#### [TASK ITEM]
After finding the line with "cell: 5.73, 5.73, 27.97 Å; 90, 90, 60°" in the entries below, retype exactly each line from there through the line with "binding of workers (--pin): off", including that final line.

#### [DATA EXTRACTS]
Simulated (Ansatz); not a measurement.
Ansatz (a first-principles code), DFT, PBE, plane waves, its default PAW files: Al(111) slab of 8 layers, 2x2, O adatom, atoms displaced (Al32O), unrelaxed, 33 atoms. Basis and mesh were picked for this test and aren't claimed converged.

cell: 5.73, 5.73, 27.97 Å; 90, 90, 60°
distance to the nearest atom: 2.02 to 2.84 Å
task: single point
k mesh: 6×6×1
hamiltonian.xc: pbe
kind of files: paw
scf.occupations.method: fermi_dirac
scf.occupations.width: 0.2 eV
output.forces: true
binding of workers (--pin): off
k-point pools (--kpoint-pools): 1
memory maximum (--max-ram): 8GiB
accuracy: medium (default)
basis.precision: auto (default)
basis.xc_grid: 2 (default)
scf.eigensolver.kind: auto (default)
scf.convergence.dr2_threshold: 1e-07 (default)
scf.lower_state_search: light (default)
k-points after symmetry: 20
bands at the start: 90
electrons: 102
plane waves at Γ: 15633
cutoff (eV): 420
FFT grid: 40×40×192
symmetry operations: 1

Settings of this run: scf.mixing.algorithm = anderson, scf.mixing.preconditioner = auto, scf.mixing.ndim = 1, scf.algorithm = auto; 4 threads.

#### [EXERCISE ANSWER]
cell: 5.73, 5.73, 27.97 Å; 90, 90, 60°
distance to the nearest atom: 2.02 to 2.84 Å
task: single point
k mesh: 6×6×1
hamiltonian.xc: pbe
kind of files: paw
scf.occupations.method: fermi_dirac
scf.occupations.width: 0.2 eV
output.forces: true
binding of workers (--pin): off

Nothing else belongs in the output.